→ Work task
Could you restate all of the entries, word for word?

________________________________________
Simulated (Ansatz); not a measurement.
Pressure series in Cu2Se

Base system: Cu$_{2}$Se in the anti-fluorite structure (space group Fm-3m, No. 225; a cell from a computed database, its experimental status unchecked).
________________________________________

→ Written reply
Simulated (Ansatz); not a measurement.
Pressure series in Cu2Se

Base system: Cu$_{2}$Se in the anti-fluorite structure (space group Fm-3m, No. 225; a cell from a computed database, its experimental status unchecked).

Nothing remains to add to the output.